Data shown —
· · · · · · ·

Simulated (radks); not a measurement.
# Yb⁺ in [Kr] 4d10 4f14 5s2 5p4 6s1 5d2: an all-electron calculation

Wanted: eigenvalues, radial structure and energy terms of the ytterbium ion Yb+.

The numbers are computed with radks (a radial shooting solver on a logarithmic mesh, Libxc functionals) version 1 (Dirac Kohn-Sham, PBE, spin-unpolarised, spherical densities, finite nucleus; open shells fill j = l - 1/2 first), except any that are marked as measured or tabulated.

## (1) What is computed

· · · · · · ·

Requirement —
Would you repeat each of the records above exactly?

Task response —
Simulated (radks); not a measurement.
# Yb⁺ in [Kr] 4d10 4f14 5s2 5p4 6s1 5d2: an all-electron calculation

Wanted: eigenvalues, radial structure and energy terms of the ytterbium ion Yb+.

The numbers are computed with radks (a radial shooting solver on a logarithmic mesh, Libxc functionals) version 1 (Dirac Kohn-Sham, PBE, spin-unpolarised, spherical densities, finite nucleus; open shells fill j = l - 1/2 first), except any that are marked as measured or tabulated.

## (1) What is computed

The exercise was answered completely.